▸ **WORK ITEM**:
The line containing "Solution. It gives" marks the end: restate word for word every line from the first line of the entries below through that one.

▸ **SUPPLIED DATA**:
· · · · ·

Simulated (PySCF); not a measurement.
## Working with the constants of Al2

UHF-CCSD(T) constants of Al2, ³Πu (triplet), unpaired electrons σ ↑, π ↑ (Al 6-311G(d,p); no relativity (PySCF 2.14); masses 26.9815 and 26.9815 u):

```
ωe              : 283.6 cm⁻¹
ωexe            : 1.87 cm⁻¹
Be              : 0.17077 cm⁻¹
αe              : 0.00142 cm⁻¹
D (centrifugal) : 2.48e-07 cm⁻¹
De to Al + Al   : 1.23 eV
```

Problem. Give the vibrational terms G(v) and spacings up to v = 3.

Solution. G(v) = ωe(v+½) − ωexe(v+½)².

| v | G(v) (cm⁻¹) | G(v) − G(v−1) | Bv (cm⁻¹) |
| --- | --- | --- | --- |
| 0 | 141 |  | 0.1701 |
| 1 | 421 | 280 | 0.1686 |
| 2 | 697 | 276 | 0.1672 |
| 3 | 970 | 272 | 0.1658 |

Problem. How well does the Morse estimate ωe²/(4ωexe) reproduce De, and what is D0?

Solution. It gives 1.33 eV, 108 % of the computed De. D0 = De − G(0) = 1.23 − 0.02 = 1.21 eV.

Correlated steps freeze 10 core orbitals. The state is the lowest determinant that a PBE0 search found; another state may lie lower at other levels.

· · · · ·

▸ **EXERCISE OUTPUT**:
Simulated (PySCF); not a measurement.
## Working with the constants of Al2

UHF-CCSD(T) constants of Al2, ³Πu (triplet), unpaired electrons σ ↑, π ↑ (Al 6-311G(d,p); no relativity (PySCF 2.14); masses 26.9815 and 26.9815 u):

```
ωe              : 283.6 cm⁻¹
ωexe            : 1.87 cm⁻¹
Be              : 0.17077 cm⁻¹
αe              : 0.00142 cm⁻¹
D (centrifugal) : 2.48e-07 cm⁻¹
De to Al + Al   : 1.23 eV
```

Problem. Give the vibrational terms G(v) and spacings up to v = 3.

Solution. G(v) = ωe(v+½) − ωexe(v+½)².

| v | G(v) (cm⁻¹) | G(v) − G(v−1) | Bv (cm⁻¹) |
| --- | --- | --- | --- |
| 0 | 141 |  | 0.1701 |
| 1 | 421 | 280 | 0.1686 |
| 2 | 697 | 276 | 0.1672 |
| 3 | 970 | 272 | 0.1658 |

Problem. How well does the Morse estimate ωe²/(4ωexe) reproduce De, and what is D0?

Solution. It gives 1.33 eV, 108 % of the computed De. D0 = De − G(0) = 1.23 − 0.02 = 1.21 eV.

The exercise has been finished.